▸ **Work order**: Write the data out again so that it matches word for word.

• • • • •

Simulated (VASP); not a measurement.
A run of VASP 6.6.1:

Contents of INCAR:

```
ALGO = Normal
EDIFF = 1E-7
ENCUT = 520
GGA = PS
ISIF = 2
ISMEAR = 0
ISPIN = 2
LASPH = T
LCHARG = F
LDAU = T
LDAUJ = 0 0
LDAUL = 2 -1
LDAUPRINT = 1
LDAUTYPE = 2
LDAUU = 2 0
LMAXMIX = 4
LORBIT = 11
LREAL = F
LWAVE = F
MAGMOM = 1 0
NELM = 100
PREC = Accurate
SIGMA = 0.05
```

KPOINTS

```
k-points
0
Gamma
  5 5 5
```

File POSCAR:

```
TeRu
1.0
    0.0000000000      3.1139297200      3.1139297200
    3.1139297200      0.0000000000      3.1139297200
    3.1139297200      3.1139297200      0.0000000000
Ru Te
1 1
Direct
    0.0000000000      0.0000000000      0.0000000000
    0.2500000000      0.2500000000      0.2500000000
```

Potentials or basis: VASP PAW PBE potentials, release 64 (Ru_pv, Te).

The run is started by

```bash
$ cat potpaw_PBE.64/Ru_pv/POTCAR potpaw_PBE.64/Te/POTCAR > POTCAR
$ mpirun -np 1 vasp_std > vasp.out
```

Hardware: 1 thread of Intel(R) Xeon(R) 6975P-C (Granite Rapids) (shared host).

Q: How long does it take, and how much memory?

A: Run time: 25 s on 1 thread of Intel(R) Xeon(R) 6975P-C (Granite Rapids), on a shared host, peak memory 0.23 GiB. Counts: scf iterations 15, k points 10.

• • • • •

▸ **Worked solution**:
Simulated (VASP); not a measurement.
A run of VASP 6.6.1:

Contents of INCAR:

```
ALGO = Normal
EDIFF = 1E-7
ENCUT = 520
GGA = PS
ISIF = 2
ISMEAR = 0
ISPIN = 2
LASPH = T
LCHARG = F
LDAU = T
LDAUJ = 0 0
LDAUL = 2 -1
LDAUPRINT = 1
LDAUTYPE = 2
LDAUU = 2 0
LMAXMIX = 4
LORBIT = 11
LREAL = F
LWAVE = F
MAGMOM = 1 0
NELM = 100
PREC = Accurate
SIGMA = 0.05
```

KPOINTS

```
k-points
0
Gamma
  5 5 5
```

File POSCAR:

```
TeRu
1.0
    0.0000000000      3.1139297200      3.1139297200
    3.1139297200      0.0000000000      3.1139297200
    3.1139297200      3.1139297200      0.0000000000
Ru Te
1 1
Direct
    0.0000000000      0.0000000000      0.0000000000
    0.2500000000      0.2500000000      0.2500000000
```

Potentials or basis: VASP PAW PBE potentials, release 64 (Ru_pv, Te).

The run is started by

```bash
$ cat potpaw_PBE.64/Ru_pv/POTCAR potpaw_PBE.64/Te/POTCAR > POTCAR
$ mpirun -np 1 vasp_std > vasp.out
```

Hardware: 1 thread of Intel(R) Xeon(R) 6975P-C (Granite Rapids) (shared host).

Q: How long does it take, and how much memory?

A: Run time: 25 s on 1 thread of Intel(R) Xeon(R) 6975P-C (Granite Rapids), on a shared host, peak memory 0.23 GiB. Counts: scf iterations 15, k points 10.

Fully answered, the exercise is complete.